◆ TASK ITEM ◆
In the listing below, print exactly the lines from the first through the one that contains "0.964 | no |".

◆ EXTRACTED ENTRIES ◆
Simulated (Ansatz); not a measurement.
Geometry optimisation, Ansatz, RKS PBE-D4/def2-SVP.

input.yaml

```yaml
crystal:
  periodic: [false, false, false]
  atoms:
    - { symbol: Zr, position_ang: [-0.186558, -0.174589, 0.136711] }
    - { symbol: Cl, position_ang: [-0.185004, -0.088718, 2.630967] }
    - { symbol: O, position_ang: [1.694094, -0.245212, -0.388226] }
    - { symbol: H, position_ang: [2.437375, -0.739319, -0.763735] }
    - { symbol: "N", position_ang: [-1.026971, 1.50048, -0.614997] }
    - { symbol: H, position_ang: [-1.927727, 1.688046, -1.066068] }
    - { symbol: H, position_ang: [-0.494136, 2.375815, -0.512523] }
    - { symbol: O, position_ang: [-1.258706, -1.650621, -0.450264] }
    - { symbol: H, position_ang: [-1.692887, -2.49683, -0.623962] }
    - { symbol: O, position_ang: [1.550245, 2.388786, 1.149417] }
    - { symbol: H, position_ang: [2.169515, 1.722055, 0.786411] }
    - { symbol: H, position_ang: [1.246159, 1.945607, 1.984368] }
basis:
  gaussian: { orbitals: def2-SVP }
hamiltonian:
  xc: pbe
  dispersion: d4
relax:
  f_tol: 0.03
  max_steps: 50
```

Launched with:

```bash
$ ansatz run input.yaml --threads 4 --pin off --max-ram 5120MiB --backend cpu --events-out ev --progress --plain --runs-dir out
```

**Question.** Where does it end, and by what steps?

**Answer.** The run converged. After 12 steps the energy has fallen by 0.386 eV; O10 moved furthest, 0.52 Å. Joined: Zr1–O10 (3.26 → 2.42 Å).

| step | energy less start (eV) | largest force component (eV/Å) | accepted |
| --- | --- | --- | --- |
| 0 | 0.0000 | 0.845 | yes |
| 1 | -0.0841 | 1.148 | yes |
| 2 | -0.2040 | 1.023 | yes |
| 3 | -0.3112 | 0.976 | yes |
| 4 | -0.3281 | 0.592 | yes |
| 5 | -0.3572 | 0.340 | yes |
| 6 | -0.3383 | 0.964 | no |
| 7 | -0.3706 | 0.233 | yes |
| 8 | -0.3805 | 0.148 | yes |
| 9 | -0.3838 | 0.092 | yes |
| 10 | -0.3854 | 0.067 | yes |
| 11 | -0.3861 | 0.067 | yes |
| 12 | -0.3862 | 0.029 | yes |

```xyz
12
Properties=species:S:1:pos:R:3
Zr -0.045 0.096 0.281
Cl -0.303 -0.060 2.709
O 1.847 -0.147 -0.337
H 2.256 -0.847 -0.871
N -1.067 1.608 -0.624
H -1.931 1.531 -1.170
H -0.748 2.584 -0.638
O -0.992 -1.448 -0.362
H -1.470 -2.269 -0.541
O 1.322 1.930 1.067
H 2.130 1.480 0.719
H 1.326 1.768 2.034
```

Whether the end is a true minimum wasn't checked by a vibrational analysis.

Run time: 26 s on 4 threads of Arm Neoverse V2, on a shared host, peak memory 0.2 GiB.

◆ TASK OUTPUT ◆
Simulated (Ansatz); not a measurement.
Geometry optimisation, Ansatz, RKS PBE-D4/def2-SVP.

input.yaml

```yaml
crystal:
  periodic: [false, false, false]
  atoms:
    - { symbol: Zr, position_ang: [-0.186558, -0.174589, 0.136711] }
    - { symbol: Cl, position_ang: [-0.185004, -0.088718, 2.630967] }
    - { symbol: O, position_ang: [1.694094, -0.245212, -0.388226] }
    - { symbol: H, position_ang: [2.437375, -0.739319, -0.763735] }
    - { symbol: "N", position_ang: [-1.026971, 1.50048, -0.614997] }
    - { symbol: H, position_ang: [-1.927727, 1.688046, -1.066068] }
    - { symbol: H, position_ang: [-0.494136, 2.375815, -0.512523] }
    - { symbol: O, position_ang: [-1.258706, -1.650621, -0.450264] }
    - { symbol: H, position_ang: [-1.692887, -2.49683, -0.623962] }
    - { symbol: O, position_ang: [1.550245, 2.388786, 1.149417] }
    - { symbol: H, position_ang: [2.169515, 1.722055, 0.786411] }
    - { symbol: H, position_ang: [1.246159, 1.945607, 1.984368] }
basis:
  gaussian: { orbitals: def2-SVP }
hamiltonian:
  xc: pbe
  dispersion: d4
relax:
  f_tol: 0.03
  max_steps: 50
```

Launched with:

```bash
$ ansatz run input.yaml --threads 4 --pin off --max-ram 5120MiB --backend cpu --events-out ev --progress --plain --runs-dir out
```

**Question.** Where does it end, and by what steps?

**Answer.** The run converged. After 12 steps the energy has fallen by 0.386 eV; O10 moved furthest, 0.52 Å. Joined: Zr1–O10 (3.26 → 2.42 Å).

| step | energy less start (eV) | largest force component (eV/Å) | accepted |
| --- | --- | --- | --- |
| 0 | 0.0000 | 0.845 | yes |
| 1 | -0.0841 | 1.148 | yes |
| 2 | -0.2040 | 1.023 | yes |
| 3 | -0.3112 | 0.976 | yes |
| 4 | -0.3281 | 0.592 | yes |
| 5 | -0.3572 | 0.340 | yes |
| 6 | -0.3383 | 0.964 | no |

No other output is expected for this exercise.